→ Data extracts:
■ ■ ■ ■ ■

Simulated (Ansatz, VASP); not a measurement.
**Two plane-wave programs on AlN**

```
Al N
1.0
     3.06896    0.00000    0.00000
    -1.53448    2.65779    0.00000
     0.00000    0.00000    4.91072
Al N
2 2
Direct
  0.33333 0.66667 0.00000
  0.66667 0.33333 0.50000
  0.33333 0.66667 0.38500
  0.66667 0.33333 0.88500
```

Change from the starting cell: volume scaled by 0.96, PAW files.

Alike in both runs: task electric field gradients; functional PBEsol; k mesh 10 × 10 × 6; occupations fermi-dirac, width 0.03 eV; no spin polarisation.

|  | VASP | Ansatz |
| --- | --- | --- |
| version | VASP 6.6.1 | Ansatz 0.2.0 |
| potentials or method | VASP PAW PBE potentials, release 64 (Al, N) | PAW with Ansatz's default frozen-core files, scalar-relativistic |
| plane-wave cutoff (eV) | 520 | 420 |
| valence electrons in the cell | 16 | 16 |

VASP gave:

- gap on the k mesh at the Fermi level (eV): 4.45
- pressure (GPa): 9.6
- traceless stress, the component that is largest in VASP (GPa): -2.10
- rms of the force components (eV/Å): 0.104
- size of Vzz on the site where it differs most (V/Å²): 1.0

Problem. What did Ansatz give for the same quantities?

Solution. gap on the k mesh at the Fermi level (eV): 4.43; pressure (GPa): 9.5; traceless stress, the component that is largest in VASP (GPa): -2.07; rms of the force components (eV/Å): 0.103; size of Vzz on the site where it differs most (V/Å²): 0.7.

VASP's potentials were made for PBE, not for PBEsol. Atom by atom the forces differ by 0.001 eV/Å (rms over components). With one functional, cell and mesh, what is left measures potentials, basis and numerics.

■ ■ ■ ■ ■

→ Work order: In the listing above, locate the line containing "Change from the" and the line containing "Ansatz 0.2.0 |". Transcribe those two lines and everything between them, exactly as written.

→ Task output:
Change from the starting cell: volume scaled by 0.96, PAW files.

Alike in both runs: task electric field gradients; functional PBEsol; k mesh 10 × 10 × 6; occupations fermi-dirac, width 0.03 eV; no spin polarisation.

|  | VASP | Ansatz |
| --- | --- | --- |
| version | VASP 6.6.1 | Ansatz 0.2.0 |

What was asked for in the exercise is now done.